> [Brief]: Your output should be the lines of the entries below, exactly, from the first one through the line that holds "Question: Where does the relaxation end?".

> [Records provided]:
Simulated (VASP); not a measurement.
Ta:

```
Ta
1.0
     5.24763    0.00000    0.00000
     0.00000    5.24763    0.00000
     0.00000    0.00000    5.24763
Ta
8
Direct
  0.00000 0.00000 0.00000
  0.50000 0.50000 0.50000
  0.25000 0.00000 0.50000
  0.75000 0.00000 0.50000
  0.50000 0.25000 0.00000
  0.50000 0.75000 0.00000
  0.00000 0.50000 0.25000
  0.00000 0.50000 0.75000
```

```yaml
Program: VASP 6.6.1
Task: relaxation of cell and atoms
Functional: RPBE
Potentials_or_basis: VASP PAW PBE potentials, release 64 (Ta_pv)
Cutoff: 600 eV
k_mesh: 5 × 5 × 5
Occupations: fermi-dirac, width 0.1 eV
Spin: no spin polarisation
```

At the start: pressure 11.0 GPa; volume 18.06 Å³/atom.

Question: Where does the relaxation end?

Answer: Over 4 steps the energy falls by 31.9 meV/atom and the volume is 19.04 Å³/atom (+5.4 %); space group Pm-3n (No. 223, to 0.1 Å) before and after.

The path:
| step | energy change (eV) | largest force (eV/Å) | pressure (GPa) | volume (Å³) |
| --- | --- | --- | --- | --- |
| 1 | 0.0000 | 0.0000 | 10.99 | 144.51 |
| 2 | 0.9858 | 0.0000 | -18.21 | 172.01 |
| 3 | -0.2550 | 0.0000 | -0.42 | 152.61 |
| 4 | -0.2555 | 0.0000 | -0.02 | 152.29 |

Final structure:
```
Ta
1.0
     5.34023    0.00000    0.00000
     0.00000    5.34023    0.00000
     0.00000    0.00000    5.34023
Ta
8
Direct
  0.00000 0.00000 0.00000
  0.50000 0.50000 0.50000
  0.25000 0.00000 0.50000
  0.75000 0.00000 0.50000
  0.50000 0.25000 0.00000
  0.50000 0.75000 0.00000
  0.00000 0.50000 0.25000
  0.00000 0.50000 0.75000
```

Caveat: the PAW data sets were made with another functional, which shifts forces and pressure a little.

> [Worked solution]:
Simulated (VASP); not a measurement.
Ta:

```
Ta
1.0
     5.24763    0.00000    0.00000
     0.00000    5.24763    0.00000
     0.00000    0.00000    5.24763
Ta
8
Direct
  0.00000 0.00000 0.00000
  0.50000 0.50000 0.50000
  0.25000 0.00000 0.50000
  0.75000 0.00000 0.50000
  0.50000 0.25000 0.00000
  0.50000 0.75000 0.00000
  0.00000 0.50000 0.25000
  0.00000 0.50000 0.75000
```

```yaml
Program: VASP 6.6.1
Task: relaxation of cell and atoms
Functional: RPBE
Potentials_or_basis: VASP PAW PBE potentials, release 64 (Ta_pv)
Cutoff: 600 eV
k_mesh: 5 × 5 × 5
Occupations: fermi-dirac, width 0.1 eV
Spin: no spin polarisation
```

At the start: pressure 11.0 GPa; volume 18.06 Å³/atom.

Question: Where does the relaxation end?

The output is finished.